*ACTIVITY:* From the entries below, transcribe exactly the lines between the line holding "The numbers are" and the line holding "Problem. Give the", inclusive; skip all other lines.

*DATASET EXCERPTS:*
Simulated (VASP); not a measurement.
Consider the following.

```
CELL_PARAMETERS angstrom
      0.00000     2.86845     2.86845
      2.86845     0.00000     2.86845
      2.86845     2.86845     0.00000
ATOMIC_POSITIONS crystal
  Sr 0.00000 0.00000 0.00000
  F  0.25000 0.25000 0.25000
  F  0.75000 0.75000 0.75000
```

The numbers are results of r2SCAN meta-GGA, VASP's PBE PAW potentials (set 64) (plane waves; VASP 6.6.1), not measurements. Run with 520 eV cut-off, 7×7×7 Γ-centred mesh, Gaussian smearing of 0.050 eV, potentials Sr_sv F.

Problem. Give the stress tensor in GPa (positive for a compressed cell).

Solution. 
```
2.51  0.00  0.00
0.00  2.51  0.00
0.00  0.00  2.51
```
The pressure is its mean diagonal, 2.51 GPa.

*WRITTEN SOLUTION:*
The numbers are results of r2SCAN meta-GGA, VASP's PBE PAW potentials (set 64) (plane waves; VASP 6.6.1), not measurements. Run with 520 eV cut-off, 7×7×7 Γ-centred mesh, Gaussian smearing of 0.050 eV, potentials Sr_sv F.

Problem. Give the stress tensor in GPa (positive for a compressed cell).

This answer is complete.